——
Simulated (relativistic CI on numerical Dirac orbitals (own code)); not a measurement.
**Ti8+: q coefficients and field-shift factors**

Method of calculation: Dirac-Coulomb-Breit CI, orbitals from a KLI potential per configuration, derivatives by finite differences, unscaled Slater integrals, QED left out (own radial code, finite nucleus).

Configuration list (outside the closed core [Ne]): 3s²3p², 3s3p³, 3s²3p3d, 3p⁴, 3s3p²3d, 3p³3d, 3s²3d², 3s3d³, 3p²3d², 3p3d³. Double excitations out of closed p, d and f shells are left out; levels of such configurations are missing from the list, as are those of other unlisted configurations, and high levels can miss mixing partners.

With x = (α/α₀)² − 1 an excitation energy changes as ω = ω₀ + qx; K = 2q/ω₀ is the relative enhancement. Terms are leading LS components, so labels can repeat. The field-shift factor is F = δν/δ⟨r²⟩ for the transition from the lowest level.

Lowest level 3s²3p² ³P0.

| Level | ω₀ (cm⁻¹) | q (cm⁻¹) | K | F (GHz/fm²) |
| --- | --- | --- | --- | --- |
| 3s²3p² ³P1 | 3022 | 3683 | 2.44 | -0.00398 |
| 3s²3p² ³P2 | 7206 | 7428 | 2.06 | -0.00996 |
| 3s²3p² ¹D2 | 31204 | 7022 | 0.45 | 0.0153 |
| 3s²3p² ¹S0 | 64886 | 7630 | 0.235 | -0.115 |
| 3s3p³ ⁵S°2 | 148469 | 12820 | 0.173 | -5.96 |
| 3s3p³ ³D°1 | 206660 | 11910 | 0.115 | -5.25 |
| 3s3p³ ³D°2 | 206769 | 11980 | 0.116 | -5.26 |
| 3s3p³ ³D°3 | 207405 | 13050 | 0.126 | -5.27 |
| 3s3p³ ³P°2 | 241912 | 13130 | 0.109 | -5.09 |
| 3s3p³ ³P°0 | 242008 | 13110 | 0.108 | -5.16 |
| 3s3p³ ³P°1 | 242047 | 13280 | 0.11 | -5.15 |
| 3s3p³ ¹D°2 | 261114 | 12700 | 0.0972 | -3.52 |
——

* _Work instruction_: The required output is the exact run of lines from the beginning of the listing above to the line that contains "Configuration list (outside", inclusive of both.

* _Answer box_:
Simulated (relativistic CI on numerical Dirac orbitals (own code)); not a measurement.
**Ti8+: q coefficients and field-shift factors**

Method of calculation: Dirac-Coulomb-Breit CI, orbitals from a KLI potential per configuration, derivatives by finite differences, unscaled Slater integrals, QED left out (own radial code, finite nucleus).

Configuration list (outside the closed core [Ne]): 3s²3p², 3s3p³, 3s²3p3d, 3p⁴, 3s3p²3d, 3p³3d, 3s²3d², 3s3d³, 3p²3d², 3p3d³. Double excitations out of closed p, d and f shells are left out; levels of such configurations are missing from the list, as are those of other unlisted configurations, and high levels can miss mixing partners.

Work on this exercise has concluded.